--- BRIEF ---
Give the lines below again exactly, starting with the line that holds "This cell differs" and going on through the line that holds "Run time: 19".

──────── INFORMATION SUPPLIED

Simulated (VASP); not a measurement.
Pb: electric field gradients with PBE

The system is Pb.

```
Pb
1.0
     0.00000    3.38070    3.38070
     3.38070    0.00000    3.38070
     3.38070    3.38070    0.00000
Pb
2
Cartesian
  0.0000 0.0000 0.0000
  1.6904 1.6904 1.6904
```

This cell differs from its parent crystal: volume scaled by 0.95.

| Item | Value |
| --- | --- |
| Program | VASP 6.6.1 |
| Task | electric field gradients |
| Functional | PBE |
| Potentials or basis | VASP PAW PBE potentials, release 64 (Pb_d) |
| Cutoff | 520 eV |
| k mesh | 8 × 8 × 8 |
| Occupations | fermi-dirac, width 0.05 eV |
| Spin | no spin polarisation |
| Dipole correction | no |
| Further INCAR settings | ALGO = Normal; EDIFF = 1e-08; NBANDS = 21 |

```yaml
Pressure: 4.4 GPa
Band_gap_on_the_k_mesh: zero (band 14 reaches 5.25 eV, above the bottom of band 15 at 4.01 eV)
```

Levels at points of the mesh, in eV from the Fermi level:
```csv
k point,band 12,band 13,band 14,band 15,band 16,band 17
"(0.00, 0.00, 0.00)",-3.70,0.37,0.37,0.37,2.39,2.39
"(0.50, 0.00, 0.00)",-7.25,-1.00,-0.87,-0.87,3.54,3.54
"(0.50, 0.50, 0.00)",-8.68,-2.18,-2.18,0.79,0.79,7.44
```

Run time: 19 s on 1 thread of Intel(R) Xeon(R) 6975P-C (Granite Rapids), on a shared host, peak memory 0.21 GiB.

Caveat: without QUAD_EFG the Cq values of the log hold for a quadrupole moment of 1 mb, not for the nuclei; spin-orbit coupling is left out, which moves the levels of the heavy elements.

────────────────

--- EXPECTED ANSWER ---
This cell differs from its parent crystal: volume scaled by 0.95.

| Item | Value |
| --- | --- |
| Program | VASP 6.6.1 |
| Task | electric field gradients |
| Functional | PBE |
| Potentials or basis | VASP PAW PBE potentials, release 64 (Pb_d) |
| Cutoff | 520 eV |
| k mesh | 8 × 8 × 8 |
| Occupations | fermi-dirac, width 0.05 eV |
| Spin | no spin polarisation |
| Dipole correction | no |
| Further INCAR settings | ALGO = Normal; EDIFF = 1e-08; NBANDS = 21 |

```yaml
Pressure: 4.4 GPa
Band_gap_on_the_k_mesh: zero (band 14 reaches 5.25 eV, above the bottom of band 15 at 4.01 eV)
```

Levels at points of the mesh, in eV from the Fermi level:
```csv
k point,band 12,band 13,band 14,band 15,band 16,band 17
"(0.00, 0.00, 0.00)",-3.70,0.37,0.37,0.37,2.39,2.39
"(0.50, 0.00, 0.00)",-7.25,-1.00,-0.87,-0.87,3.54,3.54
"(0.50, 0.50, 0.00)",-8.68,-2.18,-2.18,0.79,0.79,7.44
```

Run time: 19 s on 1 thread of Intel(R) Xeon(R) 6975P-C (Granite Rapids), on a shared host, peak memory 0.21 GiB.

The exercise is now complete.